-- DATASET follows --
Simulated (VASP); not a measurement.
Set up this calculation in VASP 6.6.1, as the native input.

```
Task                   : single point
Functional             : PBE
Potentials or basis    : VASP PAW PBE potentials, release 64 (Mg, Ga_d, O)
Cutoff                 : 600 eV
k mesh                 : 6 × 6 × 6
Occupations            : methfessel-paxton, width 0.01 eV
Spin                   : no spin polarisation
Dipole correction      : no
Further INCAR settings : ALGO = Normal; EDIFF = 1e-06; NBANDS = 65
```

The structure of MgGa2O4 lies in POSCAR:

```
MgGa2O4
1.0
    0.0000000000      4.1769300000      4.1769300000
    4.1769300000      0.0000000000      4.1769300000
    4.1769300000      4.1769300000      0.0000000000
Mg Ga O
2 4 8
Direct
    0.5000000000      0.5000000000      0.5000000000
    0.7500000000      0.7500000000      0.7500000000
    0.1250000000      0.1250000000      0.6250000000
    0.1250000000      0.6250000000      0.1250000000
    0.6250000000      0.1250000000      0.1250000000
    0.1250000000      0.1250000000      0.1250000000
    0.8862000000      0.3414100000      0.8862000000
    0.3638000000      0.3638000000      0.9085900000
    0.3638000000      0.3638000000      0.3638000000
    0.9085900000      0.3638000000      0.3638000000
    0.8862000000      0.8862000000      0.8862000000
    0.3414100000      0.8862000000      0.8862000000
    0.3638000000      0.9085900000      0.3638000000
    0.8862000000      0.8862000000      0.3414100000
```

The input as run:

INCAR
-- DATASET concluded --

*WORK TASK:* Wherever the line holding "Set up this" falls in the entries above, copy exactly from it through the line holding "The input as", inclusive, and add nothing.

*EXPECTED ANSWER:*
Set up this calculation in VASP 6.6.1, as the native input.

```
Task                   : single point
Functional             : PBE
Potentials or basis    : VASP PAW PBE potentials, release 64 (Mg, Ga_d, O)
Cutoff                 : 600 eV
k mesh                 : 6 × 6 × 6
Occupations            : methfessel-paxton, width 0.01 eV
Spin                   : no spin polarisation
Dipole correction      : no
Further INCAR settings : ALGO = Normal; EDIFF = 1e-06; NBANDS = 65
```

The structure of MgGa2O4 lies in POSCAR:

```
MgGa2O4
1.0
    0.0000000000      4.1769300000      4.1769300000
    4.1769300000      0.0000000000      4.1769300000
    4.1769300000      4.1769300000      0.0000000000
Mg Ga O
2 4 8
Direct
    0.5000000000      0.5000000000      0.5000000000
    0.7500000000      0.7500000000      0.7500000000
    0.1250000000      0.1250000000      0.6250000000
    0.1250000000      0.6250000000      0.1250000000
    0.6250000000      0.1250000000      0.1250000000
    0.1250000000      0.1250000000      0.1250000000
    0.8862000000      0.3414100000      0.8862000000
    0.3638000000      0.3638000000      0.9085900000
    0.3638000000      0.3638000000      0.3638000000
    0.9085900000      0.3638000000      0.3638000000
    0.8862000000      0.8862000000      0.8862000000
    0.3414100000      0.8862000000      0.8862000000
    0.3638000000      0.9085900000      0.3638000000
    0.8862000000      0.8862000000      0.3414100000
```

The input as run:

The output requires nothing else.